*EXERCISE*. Transcribe the listing word for word. Begin at its first line and end with the line containing "Measured: gap 2.64".

BEGIN EXCERPTED RECORDS

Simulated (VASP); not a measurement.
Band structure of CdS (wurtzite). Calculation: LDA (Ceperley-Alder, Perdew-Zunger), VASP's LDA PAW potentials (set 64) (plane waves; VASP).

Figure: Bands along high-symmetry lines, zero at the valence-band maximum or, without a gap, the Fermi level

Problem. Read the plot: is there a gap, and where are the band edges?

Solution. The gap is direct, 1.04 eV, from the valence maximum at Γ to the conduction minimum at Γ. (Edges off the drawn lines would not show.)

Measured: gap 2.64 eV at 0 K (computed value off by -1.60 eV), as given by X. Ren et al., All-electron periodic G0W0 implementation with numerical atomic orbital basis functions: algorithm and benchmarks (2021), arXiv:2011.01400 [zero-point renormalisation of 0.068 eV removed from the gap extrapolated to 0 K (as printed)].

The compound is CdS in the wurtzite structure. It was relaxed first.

END EXCERPTED RECORDS

*EXERCISE OUTPUT*.
Simulated (VASP); not a measurement.
Band structure of CdS (wurtzite). Calculation: LDA (Ceperley-Alder, Perdew-Zunger), VASP's LDA PAW potentials (set 64) (plane waves; VASP).

Figure: Bands along high-symmetry lines, zero at the valence-band maximum or, without a gap, the Fermi level

Problem. Read the plot: is there a gap, and where are the band edges?

Solution. The gap is direct, 1.04 eV, from the valence maximum at Γ to the conduction minimum at Γ. (Edges off the drawn lines would not show.)

Measured: gap 2.64 eV at 0 K (computed value off by -1.60 eV), as given by X. Ren et al., All-electron periodic G0W0 implementation with numerical atomic orbital basis functions: algorithm and benchmarks (2021), arXiv:2011.01400 [zero-point renormalisation of 0.068 eV removed from the gap extrapolated to 0 K (as printed)].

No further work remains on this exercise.